START SOURCE INFORMATION

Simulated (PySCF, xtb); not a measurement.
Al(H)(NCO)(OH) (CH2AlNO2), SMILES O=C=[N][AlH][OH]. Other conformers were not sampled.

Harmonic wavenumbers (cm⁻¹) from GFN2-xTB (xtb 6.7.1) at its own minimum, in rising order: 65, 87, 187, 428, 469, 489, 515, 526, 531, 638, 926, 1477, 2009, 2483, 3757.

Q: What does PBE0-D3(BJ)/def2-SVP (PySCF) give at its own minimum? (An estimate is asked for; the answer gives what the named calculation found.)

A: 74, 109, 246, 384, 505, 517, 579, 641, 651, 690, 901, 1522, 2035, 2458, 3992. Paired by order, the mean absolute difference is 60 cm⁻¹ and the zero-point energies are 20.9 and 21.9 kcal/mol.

END SOURCE INFORMATION

The reply should consist solely of the lines of the data, exact, from the opening line through the line with "Q: What does", inclusive.

▸ RESPONSE:
Simulated (PySCF, xtb); not a measurement.
Al(H)(NCO)(OH) (CH2AlNO2), SMILES O=C=[N][AlH][OH]. Other conformers were not sampled.

Harmonic wavenumbers (cm⁻¹) from GFN2-xTB (xtb 6.7.1) at its own minimum, in rising order: 65, 87, 187, 428, 469, 489, 515, 526, 531, 638, 926, 1477, 2009, 2483, 3757.

Q: What does PBE0-D3(BJ)/def2-SVP (PySCF) give at its own minimum? (An estimate is asked for; the answer gives what the named calculation found.)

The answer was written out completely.